§ **Dataset entries**:
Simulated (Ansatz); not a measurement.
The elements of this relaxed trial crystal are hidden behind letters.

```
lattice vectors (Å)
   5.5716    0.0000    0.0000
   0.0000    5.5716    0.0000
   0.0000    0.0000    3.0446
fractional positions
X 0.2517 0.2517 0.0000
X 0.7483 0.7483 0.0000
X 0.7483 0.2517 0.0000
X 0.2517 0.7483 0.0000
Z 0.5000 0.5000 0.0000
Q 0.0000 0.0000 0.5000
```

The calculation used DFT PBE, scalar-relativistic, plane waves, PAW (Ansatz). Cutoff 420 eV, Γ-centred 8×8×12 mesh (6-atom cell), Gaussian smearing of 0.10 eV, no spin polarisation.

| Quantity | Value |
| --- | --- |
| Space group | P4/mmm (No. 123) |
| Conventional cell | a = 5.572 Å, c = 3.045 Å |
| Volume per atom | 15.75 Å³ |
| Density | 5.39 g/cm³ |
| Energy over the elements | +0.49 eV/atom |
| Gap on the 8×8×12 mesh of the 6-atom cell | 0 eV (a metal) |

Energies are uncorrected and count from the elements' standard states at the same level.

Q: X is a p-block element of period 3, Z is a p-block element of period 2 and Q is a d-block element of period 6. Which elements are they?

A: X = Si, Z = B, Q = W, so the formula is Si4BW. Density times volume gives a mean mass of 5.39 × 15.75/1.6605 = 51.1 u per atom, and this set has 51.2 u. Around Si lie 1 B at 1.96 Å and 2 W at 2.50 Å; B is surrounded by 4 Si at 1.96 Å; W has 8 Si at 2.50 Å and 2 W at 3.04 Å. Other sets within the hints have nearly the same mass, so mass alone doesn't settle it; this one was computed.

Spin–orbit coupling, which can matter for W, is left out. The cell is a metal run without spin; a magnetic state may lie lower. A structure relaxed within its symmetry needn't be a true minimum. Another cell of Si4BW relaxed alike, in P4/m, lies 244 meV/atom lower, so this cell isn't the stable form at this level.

§ **Work instruction**:
The first line of the records begins the span, and the line containing "(a metal) |" ends it. Reproduce that span exactly, both ends included.

§ **Task solution**:
Simulated (Ansatz); not a measurement.
The elements of this relaxed trial crystal are hidden behind letters.

```
lattice vectors (Å)
   5.5716    0.0000    0.0000
   0.0000    5.5716    0.0000
   0.0000    0.0000    3.0446
fractional positions
X 0.2517 0.2517 0.0000
X 0.7483 0.7483 0.0000
X 0.7483 0.2517 0.0000
X 0.2517 0.7483 0.0000
Z 0.5000 0.5000 0.0000
Q 0.0000 0.0000 0.5000
```

The calculation used DFT PBE, scalar-relativistic, plane waves, PAW (Ansatz). Cutoff 420 eV, Γ-centred 8×8×12 mesh (6-atom cell), Gaussian smearing of 0.10 eV, no spin polarisation.

| Quantity | Value |
| --- | --- |
| Space group | P4/mmm (No. 123) |
| Conventional cell | a = 5.572 Å, c = 3.045 Å |
| Volume per atom | 15.75 Å³ |
| Density | 5.39 g/cm³ |
| Energy over the elements | +0.49 eV/atom |
| Gap on the 8×8×12 mesh of the 6-atom cell | 0 eV (a metal) |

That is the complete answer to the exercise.